WORK ITEM: Each record listed below is to be output exactly as written.

DATASET:
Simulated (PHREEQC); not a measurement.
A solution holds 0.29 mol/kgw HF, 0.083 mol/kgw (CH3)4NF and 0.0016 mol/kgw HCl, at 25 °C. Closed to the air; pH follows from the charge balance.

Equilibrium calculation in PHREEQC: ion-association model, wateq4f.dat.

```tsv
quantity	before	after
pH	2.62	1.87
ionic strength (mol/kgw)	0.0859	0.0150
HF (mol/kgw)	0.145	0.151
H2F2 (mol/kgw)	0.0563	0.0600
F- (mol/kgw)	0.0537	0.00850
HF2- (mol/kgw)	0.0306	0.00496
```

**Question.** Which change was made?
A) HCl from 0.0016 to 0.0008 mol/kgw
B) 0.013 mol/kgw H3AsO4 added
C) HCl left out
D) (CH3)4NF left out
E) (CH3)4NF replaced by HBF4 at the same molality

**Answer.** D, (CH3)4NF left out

EXERCISE OUTPUT:
Simulated (PHREEQC); not a measurement.
A solution holds 0.29 mol/kgw HF, 0.083 mol/kgw (CH3)4NF and 0.0016 mol/kgw HCl, at 25 °C. Closed to the air; pH follows from the charge balance.

Equilibrium calculation in PHREEQC: ion-association model, wateq4f.dat.

```tsv
quantity	before	after
pH	2.62	1.87
ionic strength (mol/kgw)	0.0859	0.0150
HF (mol/kgw)	0.145	0.151
H2F2 (mol/kgw)	0.0563	0.0600
F- (mol/kgw)	0.0537	0.00850
HF2- (mol/kgw)	0.0306	0.00496
```

**Question.** Which change was made?
A) HCl from 0.0016 to 0.0008 mol/kgw
B) 0.013 mol/kgw H3AsO4 added
C) HCl left out
D) (CH3)4NF left out
E) (CH3)4NF replaced by HBF4 at the same molality

**Answer.** D, (CH3)4NF left out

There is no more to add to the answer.